» WORK ITEM: Should any entry seem unclear, still set it down exactly as given, along with all the others.

» EXTRACTED DATA:
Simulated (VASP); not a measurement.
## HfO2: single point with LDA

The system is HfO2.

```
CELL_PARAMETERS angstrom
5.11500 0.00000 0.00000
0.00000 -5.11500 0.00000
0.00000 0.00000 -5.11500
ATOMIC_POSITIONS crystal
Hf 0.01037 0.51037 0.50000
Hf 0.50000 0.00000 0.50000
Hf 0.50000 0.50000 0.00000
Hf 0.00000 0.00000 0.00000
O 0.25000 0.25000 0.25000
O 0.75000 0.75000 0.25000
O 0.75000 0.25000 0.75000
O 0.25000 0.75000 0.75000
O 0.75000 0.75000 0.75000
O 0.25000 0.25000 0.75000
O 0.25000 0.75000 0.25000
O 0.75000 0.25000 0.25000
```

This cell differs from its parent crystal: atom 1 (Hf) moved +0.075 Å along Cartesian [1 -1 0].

» RESPONSE:
Simulated (VASP); not a measurement.
## HfO2: single point with LDA

The system is HfO2.

```
CELL_PARAMETERS angstrom
5.11500 0.00000 0.00000
0.00000 -5.11500 0.00000
0.00000 0.00000 -5.11500
ATOMIC_POSITIONS crystal
Hf 0.01037 0.51037 0.50000
Hf 0.50000 0.00000 0.50000
Hf 0.50000 0.50000 0.00000
Hf 0.00000 0.00000 0.00000
O 0.25000 0.25000 0.25000
O 0.75000 0.75000 0.25000
O 0.75000 0.25000 0.75000
O 0.25000 0.75000 0.75000
O 0.75000 0.75000 0.75000
O 0.25000 0.25000 0.75000
O 0.25000 0.75000 0.25000
O 0.75000 0.25000 0.25000
```

This cell differs from its parent crystal: atom 1 (Hf) moved +0.075 Å along Cartesian [1 -1 0].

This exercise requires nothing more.